■ Work request: Your job with the data below is to output exactly the lines from the one holding "Crystal: MgS." down to the one holding "Caveats: the PAW", both included, and no others.

■ Record set:
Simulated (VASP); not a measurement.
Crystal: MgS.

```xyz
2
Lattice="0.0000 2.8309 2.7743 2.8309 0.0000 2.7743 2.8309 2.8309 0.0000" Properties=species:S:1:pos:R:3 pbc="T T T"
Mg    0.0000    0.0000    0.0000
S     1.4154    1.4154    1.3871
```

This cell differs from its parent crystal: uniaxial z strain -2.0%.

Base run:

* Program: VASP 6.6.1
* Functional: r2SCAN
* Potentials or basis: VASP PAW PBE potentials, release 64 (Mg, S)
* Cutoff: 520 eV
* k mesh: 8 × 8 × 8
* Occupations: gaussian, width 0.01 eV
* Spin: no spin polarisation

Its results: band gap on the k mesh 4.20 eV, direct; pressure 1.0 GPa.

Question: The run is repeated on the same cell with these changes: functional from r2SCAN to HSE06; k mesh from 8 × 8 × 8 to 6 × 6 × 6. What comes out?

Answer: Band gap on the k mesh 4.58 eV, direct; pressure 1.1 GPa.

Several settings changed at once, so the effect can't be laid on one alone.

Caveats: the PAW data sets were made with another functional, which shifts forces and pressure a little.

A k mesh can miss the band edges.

■ Task answer:
Crystal: MgS.

```xyz
2
Lattice="0.0000 2.8309 2.7743 2.8309 0.0000 2.7743 2.8309 2.8309 0.0000" Properties=species:S:1:pos:R:3 pbc="T T T"
Mg    0.0000    0.0000    0.0000
S     1.4154    1.4154    1.3871
```

This cell differs from its parent crystal: uniaxial z strain -2.0%.

Base run:

* Program: VASP 6.6.1
* Functional: r2SCAN
* Potentials or basis: VASP PAW PBE potentials, release 64 (Mg, S)
* Cutoff: 520 eV
* k mesh: 8 × 8 × 8
* Occupations: gaussian, width 0.01 eV
* Spin: no spin polarisation

Its results: band gap on the k mesh 4.20 eV, direct; pressure 1.0 GPa.

Question: The run is repeated on the same cell with these changes: functional from r2SCAN to HSE06; k mesh from 8 × 8 × 8 to 6 × 6 × 6. What comes out?

Answer: Band gap on the k mesh 4.58 eV, direct; pressure 1.1 GPa.

Several settings changed at once, so the effect can't be laid on one alone.

Caveats: the PAW data sets were made with another functional, which shifts forces and pressure a little.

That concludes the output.